» **WORK INSTRUCTION**
Each of the records that follow needs an exact reproduction.

» **GIVEN ENTRIES**
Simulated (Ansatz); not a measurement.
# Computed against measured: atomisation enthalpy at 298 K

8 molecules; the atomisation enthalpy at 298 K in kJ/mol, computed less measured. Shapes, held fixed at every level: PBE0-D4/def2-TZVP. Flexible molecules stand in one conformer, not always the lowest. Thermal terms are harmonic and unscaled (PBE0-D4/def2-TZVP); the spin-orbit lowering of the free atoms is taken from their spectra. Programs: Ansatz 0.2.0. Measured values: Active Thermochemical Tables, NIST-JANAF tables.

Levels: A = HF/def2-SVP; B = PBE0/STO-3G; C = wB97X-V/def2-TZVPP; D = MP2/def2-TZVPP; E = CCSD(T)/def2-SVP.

» **SOLUTION**
Simulated (Ansatz); not a measurement.
# Computed against measured: atomisation enthalpy at 298 K

8 molecules; the atomisation enthalpy at 298 K in kJ/mol, computed less measured. Shapes, held fixed at every level: PBE0-D4/def2-TZVP. Flexible molecules stand in one conformer, not always the lowest. Thermal terms are harmonic and unscaled (PBE0-D4/def2-TZVP); the spin-orbit lowering of the free atoms is taken from their spectra. Programs: Ansatz 0.2.0. Measured values: Active Thermochemical Tables, NIST-JANAF tables.

Levels: A = HF/def2-SVP; B = PBE0/STO-3G; C = wB97X-V/def2-TZVPP; D = MP2/def2-TZVPP; E = CCSD(T)/def2-SVP.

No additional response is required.